==== DATA EXCERPTS ====

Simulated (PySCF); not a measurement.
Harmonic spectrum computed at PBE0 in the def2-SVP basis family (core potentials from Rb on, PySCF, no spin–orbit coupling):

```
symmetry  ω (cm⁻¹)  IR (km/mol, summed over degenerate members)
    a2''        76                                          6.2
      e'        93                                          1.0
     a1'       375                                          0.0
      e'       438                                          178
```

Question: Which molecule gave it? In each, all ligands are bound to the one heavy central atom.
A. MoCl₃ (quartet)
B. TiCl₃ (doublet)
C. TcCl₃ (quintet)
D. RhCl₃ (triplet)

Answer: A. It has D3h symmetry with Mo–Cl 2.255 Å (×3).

====

ASSIGNED TASK — In the records above, find the line with "C. TcCl₃ (quintet)"; write out exactly that line and each one after it, stopping after the line with "D. RhCl₃ (triplet)".

EXERCISE SOLUTION —
C. TcCl₃ (quintet)
D. RhCl₃ (triplet)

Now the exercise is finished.